» **WORK TASK**
Send back every record word for word, with nothing missing.

***
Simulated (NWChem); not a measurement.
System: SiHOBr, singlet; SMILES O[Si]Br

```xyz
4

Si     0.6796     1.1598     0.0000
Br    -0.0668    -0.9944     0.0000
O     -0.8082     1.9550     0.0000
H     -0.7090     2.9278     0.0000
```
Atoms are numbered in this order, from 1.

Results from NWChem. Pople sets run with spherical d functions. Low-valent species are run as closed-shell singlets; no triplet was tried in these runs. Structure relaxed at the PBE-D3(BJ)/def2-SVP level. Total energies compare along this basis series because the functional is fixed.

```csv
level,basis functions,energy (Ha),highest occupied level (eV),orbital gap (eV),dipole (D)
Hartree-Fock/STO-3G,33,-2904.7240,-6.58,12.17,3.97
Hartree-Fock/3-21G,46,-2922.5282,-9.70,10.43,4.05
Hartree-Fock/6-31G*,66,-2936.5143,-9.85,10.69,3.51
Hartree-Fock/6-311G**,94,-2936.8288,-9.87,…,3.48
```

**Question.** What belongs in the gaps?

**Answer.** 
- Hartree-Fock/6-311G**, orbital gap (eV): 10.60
***

» **WORKED SOLUTION**
Simulated (NWChem); not a measurement.
System: SiHOBr, singlet; SMILES O[Si]Br

```xyz
4

Si     0.6796     1.1598     0.0000
Br    -0.0668    -0.9944     0.0000
O     -0.8082     1.9550     0.0000
H     -0.7090     2.9278     0.0000
```
Atoms are numbered in this order, from 1.

Results from NWChem. Pople sets run with spherical d functions. Low-valent species are run as closed-shell singlets; no triplet was tried in these runs. Structure relaxed at the PBE-D3(BJ)/def2-SVP level. Total energies compare along this basis series because the functional is fixed.

```csv
level,basis functions,energy (Ha),highest occupied level (eV),orbital gap (eV),dipole (D)
Hartree-Fock/STO-3G,33,-2904.7240,-6.58,12.17,3.97
Hartree-Fock/3-21G,46,-2922.5282,-9.70,10.43,4.05
Hartree-Fock/6-31G*,66,-2936.5143,-9.85,10.69,3.51
Hartree-Fock/6-311G**,94,-2936.8288,-9.87,…,3.48
```

**Question.** What belongs in the gaps?

**Answer.** 
- Hartree-Fock/6-311G**, orbital gap (eV): 10.60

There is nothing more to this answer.